───── Extracted material ─────

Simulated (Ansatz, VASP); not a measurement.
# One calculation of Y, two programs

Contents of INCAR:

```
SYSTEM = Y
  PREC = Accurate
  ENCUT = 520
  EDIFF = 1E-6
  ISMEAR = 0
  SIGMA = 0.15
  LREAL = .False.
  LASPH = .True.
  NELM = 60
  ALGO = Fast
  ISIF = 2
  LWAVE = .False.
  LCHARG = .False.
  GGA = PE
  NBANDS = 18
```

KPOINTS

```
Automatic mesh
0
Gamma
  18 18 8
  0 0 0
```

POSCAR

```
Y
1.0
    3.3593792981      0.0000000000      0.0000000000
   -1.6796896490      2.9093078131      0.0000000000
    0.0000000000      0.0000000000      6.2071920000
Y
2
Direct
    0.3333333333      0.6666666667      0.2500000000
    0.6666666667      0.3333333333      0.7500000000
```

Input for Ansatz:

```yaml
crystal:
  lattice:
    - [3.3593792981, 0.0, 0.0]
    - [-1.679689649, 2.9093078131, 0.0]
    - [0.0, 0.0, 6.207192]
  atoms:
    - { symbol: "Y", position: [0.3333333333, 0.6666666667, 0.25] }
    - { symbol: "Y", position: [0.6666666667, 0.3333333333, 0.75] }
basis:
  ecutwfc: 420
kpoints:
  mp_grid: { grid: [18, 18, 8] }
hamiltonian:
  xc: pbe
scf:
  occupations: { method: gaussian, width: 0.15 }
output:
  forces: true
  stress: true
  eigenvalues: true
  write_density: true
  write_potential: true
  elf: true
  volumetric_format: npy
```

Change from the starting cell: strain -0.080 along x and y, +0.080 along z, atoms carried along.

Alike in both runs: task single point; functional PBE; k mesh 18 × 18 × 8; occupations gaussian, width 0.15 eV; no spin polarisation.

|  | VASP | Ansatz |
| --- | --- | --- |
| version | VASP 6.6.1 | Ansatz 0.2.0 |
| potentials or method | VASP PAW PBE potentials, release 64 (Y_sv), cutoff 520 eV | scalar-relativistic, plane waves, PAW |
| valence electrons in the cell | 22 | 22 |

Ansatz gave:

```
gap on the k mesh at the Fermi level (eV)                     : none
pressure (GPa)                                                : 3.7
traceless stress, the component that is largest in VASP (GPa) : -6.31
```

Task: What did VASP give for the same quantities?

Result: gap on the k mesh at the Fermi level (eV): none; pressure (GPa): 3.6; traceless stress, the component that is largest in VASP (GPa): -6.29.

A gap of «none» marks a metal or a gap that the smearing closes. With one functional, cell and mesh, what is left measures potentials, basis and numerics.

─────

→ **Assigned task**
Looking at the entries above, can you reproduce exactly the lines from the one that holds "Ansatz 0.2.0 |" through the one that holds "Result: gap on", and only those?

→ **Problem solution**
| version | VASP 6.6.1 | Ansatz 0.2.0 |
| potentials or method | VASP PAW PBE potentials, release 64 (Y_sv), cutoff 520 eV | scalar-relativistic, plane waves, PAW |
| valence electrons in the cell | 22 | 22 |

Ansatz gave:

```
gap on the k mesh at the Fermi level (eV)                     : none
pressure (GPa)                                                : 3.7
traceless stress, the component that is largest in VASP (GPa) : -6.31
```

Task: What did VASP give for the same quantities?

Result: gap on the k mesh at the Fermi level (eV): none; pressure (GPa): 3.6; traceless stress, the component that is largest in VASP (GPa): -6.29.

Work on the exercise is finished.